REQUIRED ACTION:
Below are some records. Return exactly the lines from the one containing "a crystal field**" through the one containing "Calculated by Dirac-Coulomb-Breit", both included, and only those.

DATA LISTING:
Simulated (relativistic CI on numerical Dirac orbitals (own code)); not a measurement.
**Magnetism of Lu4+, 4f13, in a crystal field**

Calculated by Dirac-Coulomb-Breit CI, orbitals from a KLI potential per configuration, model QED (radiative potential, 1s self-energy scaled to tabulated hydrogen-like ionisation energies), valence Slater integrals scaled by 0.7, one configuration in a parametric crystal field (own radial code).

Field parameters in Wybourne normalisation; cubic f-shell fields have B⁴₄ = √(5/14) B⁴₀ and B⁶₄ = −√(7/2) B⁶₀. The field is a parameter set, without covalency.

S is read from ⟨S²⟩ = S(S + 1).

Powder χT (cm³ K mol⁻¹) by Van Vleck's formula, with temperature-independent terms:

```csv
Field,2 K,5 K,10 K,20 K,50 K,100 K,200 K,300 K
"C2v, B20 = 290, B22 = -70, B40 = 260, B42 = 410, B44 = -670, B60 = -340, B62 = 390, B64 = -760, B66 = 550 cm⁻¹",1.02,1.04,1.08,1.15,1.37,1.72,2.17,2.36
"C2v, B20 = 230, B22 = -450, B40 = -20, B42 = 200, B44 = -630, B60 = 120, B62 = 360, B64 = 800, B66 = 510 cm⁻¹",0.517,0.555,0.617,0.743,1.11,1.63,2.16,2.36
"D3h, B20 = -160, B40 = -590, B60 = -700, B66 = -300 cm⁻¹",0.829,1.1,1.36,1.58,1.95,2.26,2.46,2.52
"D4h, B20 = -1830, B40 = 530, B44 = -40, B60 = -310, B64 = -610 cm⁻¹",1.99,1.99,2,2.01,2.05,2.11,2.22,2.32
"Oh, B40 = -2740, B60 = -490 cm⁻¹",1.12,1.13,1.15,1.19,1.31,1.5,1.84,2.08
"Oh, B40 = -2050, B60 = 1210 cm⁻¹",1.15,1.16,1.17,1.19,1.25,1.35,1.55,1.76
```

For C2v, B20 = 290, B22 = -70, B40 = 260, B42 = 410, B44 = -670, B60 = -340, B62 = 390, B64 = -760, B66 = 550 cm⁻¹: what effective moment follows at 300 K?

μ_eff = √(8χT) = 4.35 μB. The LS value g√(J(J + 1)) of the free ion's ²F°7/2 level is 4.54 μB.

EXERCISE RESPONSE:
**Magnetism of Lu4+, 4f13, in a crystal field**

Calculated by Dirac-Coulomb-Breit CI, orbitals from a KLI potential per configuration, model QED (radiative potential, 1s self-energy scaled to tabulated hydrogen-like ionisation energies), valence Slater integrals scaled by 0.7, one configuration in a parametric crystal field (own radial code).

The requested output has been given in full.